> Supplied entries
=== Section Start ===

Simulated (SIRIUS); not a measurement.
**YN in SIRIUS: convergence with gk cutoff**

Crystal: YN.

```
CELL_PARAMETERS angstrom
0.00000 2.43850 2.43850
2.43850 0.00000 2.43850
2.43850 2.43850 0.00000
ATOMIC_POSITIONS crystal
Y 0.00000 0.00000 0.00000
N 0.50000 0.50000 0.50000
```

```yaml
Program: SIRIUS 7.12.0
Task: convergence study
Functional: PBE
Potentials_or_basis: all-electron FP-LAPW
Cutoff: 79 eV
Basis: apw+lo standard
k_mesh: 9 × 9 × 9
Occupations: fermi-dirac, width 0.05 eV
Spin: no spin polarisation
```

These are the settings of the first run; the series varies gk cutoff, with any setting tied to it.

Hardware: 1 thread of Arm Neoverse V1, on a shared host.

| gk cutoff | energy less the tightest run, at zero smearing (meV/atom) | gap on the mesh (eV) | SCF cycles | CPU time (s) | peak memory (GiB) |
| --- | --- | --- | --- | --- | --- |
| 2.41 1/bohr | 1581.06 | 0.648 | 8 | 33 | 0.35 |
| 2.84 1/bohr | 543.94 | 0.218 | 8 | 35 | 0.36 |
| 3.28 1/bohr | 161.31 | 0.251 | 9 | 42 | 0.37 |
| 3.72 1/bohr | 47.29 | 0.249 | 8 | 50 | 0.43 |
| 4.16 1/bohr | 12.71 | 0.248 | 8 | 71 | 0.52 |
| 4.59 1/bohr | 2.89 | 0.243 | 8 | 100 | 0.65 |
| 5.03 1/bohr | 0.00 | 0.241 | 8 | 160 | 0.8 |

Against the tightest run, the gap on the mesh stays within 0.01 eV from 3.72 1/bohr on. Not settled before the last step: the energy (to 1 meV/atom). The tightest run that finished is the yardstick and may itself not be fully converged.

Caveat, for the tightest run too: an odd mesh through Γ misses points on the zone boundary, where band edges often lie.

=== Section End ===

From the first line of the data above to the line containing "Against the tightest", repeat everything exactly and add nothing.

Simulated (SIRIUS); not a measurement.
**YN in SIRIUS: convergence with gk cutoff**

Crystal: YN.

```
CELL_PARAMETERS angstrom
0.00000 2.43850 2.43850
2.43850 0.00000 2.43850
2.43850 2.43850 0.00000
ATOMIC_POSITIONS crystal
Y 0.00000 0.00000 0.00000
N 0.50000 0.50000 0.50000
```

```yaml
Program: SIRIUS 7.12.0
Task: convergence study
Functional: PBE
Potentials_or_basis: all-electron FP-LAPW
Cutoff: 79 eV
Basis: apw+lo standard
k_mesh: 9 × 9 × 9
Occupations: fermi-dirac, width 0.05 eV
Spin: no spin polarisation
```

These are the settings of the first run; the series varies gk cutoff, with any setting tied to it.

Hardware: 1 thread of Arm Neoverse V1, on a shared host.

| gk cutoff | energy less the tightest run, at zero smearing (meV/atom) | gap on the mesh (eV) | SCF cycles | CPU time (s) | peak memory (GiB) |
| --- | --- | --- | --- | --- | --- |
| 2.41 1/bohr | 1581.06 | 0.648 | 8 | 33 | 0.35 |
| 2.84 1/bohr | 543.94 | 0.218 | 8 | 35 | 0.36 |
| 3.28 1/bohr | 161.31 | 0.251 | 9 | 42 | 0.37 |
| 3.72 1/bohr | 47.29 | 0.249 | 8 | 50 | 0.43 |
| 4.16 1/bohr | 12.71 | 0.248 | 8 | 71 | 0.52 |
| 4.59 1/bohr | 2.89 | 0.243 | 8 | 100 | 0.65 |
| 5.03 1/bohr | 0.00 | 0.241 | 8 | 160 | 0.8 |

Against the tightest run, the gap on the mesh stays within 0.01 eV from 3.72 1/bohr on. Not settled before the last step: the energy (to 1 meV/atom). The tightest run that finished is the yardstick and may itself not be fully converged.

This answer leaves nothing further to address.